==== Extracted information ====
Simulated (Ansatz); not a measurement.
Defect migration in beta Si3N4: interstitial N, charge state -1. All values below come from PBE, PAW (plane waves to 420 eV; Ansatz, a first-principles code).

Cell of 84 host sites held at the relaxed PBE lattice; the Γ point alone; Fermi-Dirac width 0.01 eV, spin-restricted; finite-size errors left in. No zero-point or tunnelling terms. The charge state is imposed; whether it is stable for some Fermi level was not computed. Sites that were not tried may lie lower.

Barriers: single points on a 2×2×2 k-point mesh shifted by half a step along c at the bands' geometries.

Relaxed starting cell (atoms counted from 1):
====

## Work item
Every line above should be output exactly as it stands.

## Response area
Simulated (Ansatz); not a measurement.
Defect migration in beta Si3N4: interstitial N, charge state -1. All values below come from PBE, PAW (plane waves to 420 eV; Ansatz, a first-principles code).

Cell of 84 host sites held at the relaxed PBE lattice; the Γ point alone; Fermi-Dirac width 0.01 eV, spin-restricted; finite-size errors left in. No zero-point or tunnelling terms. The charge state is imposed; whether it is stable for some Fermi level was not computed. Sites that were not tried may lie lower.

Barriers: single points on a 2×2×2 k-point mesh shifted by half a step along c at the bands' geometries.

Relaxed starting cell (atoms counted from 1):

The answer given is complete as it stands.